Each entry listed below should be reproduced word for word.

#####
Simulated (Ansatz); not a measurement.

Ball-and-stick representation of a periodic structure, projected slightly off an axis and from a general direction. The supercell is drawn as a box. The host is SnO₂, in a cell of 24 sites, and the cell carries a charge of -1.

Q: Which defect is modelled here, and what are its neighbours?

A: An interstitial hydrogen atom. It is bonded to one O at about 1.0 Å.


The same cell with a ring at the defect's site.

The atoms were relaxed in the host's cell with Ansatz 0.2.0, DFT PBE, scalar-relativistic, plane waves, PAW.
#####

- [WRITTEN REPLY]:
Simulated (Ansatz); not a measurement.

Ball-and-stick representation of a periodic structure, projected slightly off an axis and from a general direction. The supercell is drawn as a box. The host is SnO₂, in a cell of 24 sites, and the cell carries a charge of -1.

Q: Which defect is modelled here, and what are its neighbours?

A: An interstitial hydrogen atom. It is bonded to one O at about 1.0 Å.


The same cell with a ring at the defect's site.

The atoms were relaxed in the host's cell with Ansatz 0.2.0, DFT PBE, scalar-relativistic, plane waves, PAW.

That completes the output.